- TASK ITEM:
Every line from the beginning of the records below up to the one holding "### Question" should be quoted exactly; leave out the rest.

- INFORMATION SHOWN:
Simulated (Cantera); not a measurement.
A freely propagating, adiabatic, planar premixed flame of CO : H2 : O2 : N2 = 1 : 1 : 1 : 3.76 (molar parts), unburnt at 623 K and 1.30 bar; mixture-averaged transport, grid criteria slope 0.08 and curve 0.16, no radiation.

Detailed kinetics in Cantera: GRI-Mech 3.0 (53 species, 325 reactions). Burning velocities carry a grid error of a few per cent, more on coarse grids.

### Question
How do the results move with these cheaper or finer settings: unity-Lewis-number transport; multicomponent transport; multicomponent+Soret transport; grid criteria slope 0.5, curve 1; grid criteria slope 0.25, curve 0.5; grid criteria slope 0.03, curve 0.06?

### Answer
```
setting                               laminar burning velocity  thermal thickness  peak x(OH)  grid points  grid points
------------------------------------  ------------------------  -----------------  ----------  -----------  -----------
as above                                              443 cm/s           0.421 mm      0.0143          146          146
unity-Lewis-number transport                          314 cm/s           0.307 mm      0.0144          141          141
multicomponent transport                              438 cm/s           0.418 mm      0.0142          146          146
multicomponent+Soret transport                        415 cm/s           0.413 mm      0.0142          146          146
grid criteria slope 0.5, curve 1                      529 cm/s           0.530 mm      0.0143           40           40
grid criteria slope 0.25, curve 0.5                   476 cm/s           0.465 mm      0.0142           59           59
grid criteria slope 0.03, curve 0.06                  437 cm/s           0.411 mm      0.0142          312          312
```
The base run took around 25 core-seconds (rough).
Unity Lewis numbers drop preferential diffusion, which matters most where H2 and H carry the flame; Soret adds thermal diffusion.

- WRITTEN RESPONSE:
Simulated (Cantera); not a measurement.
A freely propagating, adiabatic, planar premixed flame of CO : H2 : O2 : N2 = 1 : 1 : 1 : 3.76 (molar parts), unburnt at 623 K and 1.30 bar; mixture-averaged transport, grid criteria slope 0.08 and curve 0.16, no radiation.

Detailed kinetics in Cantera: GRI-Mech 3.0 (53 species, 325 reactions). Burning velocities carry a grid error of a few per cent, more on coarse grids.

### Question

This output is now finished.